* [Requirement]: Repeat the listing below in full, exactly.

+ + + + +

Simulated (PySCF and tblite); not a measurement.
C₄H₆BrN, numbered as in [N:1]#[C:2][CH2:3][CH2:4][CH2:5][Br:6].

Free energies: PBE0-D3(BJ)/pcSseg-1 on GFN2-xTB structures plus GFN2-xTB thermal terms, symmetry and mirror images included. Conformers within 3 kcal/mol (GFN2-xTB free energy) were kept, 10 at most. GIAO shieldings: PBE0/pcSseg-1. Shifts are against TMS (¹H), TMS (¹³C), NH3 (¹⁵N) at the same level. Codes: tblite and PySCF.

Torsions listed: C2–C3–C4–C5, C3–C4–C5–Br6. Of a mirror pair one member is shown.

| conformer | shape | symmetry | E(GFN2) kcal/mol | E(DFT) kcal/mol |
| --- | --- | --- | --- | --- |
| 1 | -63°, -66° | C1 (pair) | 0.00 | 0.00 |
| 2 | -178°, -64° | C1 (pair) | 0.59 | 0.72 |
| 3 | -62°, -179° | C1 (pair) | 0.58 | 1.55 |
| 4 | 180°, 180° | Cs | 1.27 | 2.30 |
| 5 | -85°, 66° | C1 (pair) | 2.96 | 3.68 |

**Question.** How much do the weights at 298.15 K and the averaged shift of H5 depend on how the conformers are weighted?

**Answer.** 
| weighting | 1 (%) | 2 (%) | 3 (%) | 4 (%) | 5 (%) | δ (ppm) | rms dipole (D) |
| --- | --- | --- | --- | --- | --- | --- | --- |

+ + + + +

* [Response area]:
Simulated (PySCF and tblite); not a measurement.
C₄H₆BrN, numbered as in [N:1]#[C:2][CH2:3][CH2:4][CH2:5][Br:6].

Free energies: PBE0-D3(BJ)/pcSseg-1 on GFN2-xTB structures plus GFN2-xTB thermal terms, symmetry and mirror images included. Conformers within 3 kcal/mol (GFN2-xTB free energy) were kept, 10 at most. GIAO shieldings: PBE0/pcSseg-1. Shifts are against TMS (¹H), TMS (¹³C), NH3 (¹⁵N) at the same level. Codes: tblite and PySCF.

Torsions listed: C2–C3–C4–C5, C3–C4–C5–Br6. Of a mirror pair one member is shown.

| conformer | shape | symmetry | E(GFN2) kcal/mol | E(DFT) kcal/mol |
| --- | --- | --- | --- | --- |
| 1 | -63°, -66° | C1 (pair) | 0.00 | 0.00 |
| 2 | -178°, -64° | C1 (pair) | 0.59 | 0.72 |
| 3 | -62°, -179° | C1 (pair) | 0.58 | 1.55 |
| 4 | 180°, 180° | Cs | 1.27 | 2.30 |
| 5 | -85°, 66° | C1 (pair) | 2.96 | 3.68 |

**Question.** How much do the weights at 298.15 K and the averaged shift of H5 depend on how the conformers are weighted?

**Answer.** 
| weighting | 1 (%) | 2 (%) | 3 (%) | 4 (%) | 5 (%) | δ (ppm) | rms dipole (D) |
| --- | --- | --- | --- | --- | --- | --- | --- |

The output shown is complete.